(LISTED RECORDS)
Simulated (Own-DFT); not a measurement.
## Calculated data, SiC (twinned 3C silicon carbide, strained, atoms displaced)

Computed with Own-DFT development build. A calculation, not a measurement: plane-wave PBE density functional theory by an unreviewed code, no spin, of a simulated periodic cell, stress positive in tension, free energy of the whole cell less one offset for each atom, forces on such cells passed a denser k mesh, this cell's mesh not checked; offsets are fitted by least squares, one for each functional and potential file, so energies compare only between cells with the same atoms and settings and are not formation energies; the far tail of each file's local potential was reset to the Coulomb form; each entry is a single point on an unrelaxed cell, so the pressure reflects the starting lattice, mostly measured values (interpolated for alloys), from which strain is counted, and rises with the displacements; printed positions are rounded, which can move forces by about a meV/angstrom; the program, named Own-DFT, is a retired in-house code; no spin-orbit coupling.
(End LISTED RECORDS)

**WORK ORDER:** Give back every record exactly.

**WRITTEN RESPONSE:**
Simulated (Own-DFT); not a measurement.
## Calculated data, SiC (twinned 3C silicon carbide, strained, atoms displaced)

Computed with Own-DFT development build. A calculation, not a measurement: plane-wave PBE density functional theory by an unreviewed code, no spin, of a simulated periodic cell, stress positive in tension, free energy of the whole cell less one offset for each atom, forces on such cells passed a denser k mesh, this cell's mesh not checked; offsets are fitted by least squares, one for each functional and potential file, so energies compare only between cells with the same atoms and settings and are not formation energies; the far tail of each file's local potential was reset to the Coulomb form; each entry is a single point on an unrelaxed cell, so the pressure reflects the starting lattice, mostly measured values (interpolated for alloys), from which strain is counted, and rises with the displacements; printed positions are rounded, which can move forces by about a meV/angstrom; the program, named Own-DFT, is a retired in-house code; no spin-orbit coupling.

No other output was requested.